[ASSIGNMENT]: In full and without alteration, print the entries.

• • • • •
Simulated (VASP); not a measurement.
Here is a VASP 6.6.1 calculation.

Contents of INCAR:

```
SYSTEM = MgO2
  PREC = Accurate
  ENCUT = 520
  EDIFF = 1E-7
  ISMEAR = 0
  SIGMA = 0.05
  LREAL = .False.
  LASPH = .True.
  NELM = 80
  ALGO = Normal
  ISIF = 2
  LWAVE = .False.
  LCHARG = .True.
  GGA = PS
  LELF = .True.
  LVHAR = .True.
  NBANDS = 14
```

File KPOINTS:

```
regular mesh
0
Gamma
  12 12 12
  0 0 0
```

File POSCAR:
• • • • •

[WRITTEN REPLY]:
Simulated (VASP); not a measurement.
Here is a VASP 6.6.1 calculation.

Contents of INCAR:

```
SYSTEM = MgO2
  PREC = Accurate
  ENCUT = 520
  EDIFF = 1E-7
  ISMEAR = 0
  SIGMA = 0.05
  LREAL = .False.
  LASPH = .True.
  NELM = 80
  ALGO = Normal
  ISIF = 2
  LWAVE = .False.
  LCHARG = .True.
  GGA = PS
  LELF = .True.
  LVHAR = .True.
  NBANDS = 14
```

File KPOINTS:

```
regular mesh
0
Gamma
  12 12 12
  0 0 0
```

File POSCAR:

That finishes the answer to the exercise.